» **Data**:
--- START ---

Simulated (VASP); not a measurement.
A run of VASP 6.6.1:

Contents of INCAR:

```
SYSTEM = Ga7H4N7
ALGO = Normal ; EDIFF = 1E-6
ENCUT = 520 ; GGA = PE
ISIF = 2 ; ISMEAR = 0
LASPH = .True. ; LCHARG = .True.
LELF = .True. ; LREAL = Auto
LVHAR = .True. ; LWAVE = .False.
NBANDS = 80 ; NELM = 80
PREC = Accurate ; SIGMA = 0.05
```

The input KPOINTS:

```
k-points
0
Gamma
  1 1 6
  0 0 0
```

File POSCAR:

--- END ---

Make an exact copy of every line in the data.

Simulated (VASP); not a measurement.
A run of VASP 6.6.1:

Contents of INCAR:

```
SYSTEM = Ga7H4N7
ALGO = Normal ; EDIFF = 1E-6
ENCUT = 520 ; GGA = PE
ISIF = 2 ; ISMEAR = 0
LASPH = .True. ; LCHARG = .True.
LELF = .True. ; LREAL = Auto
LVHAR = .True. ; LWAVE = .False.
NBANDS = 80 ; NELM = 80
PREC = Accurate ; SIGMA = 0.05
```

The input KPOINTS:

```
k-points
0
Gamma
  1 1 6
  0 0 0
```

File POSCAR:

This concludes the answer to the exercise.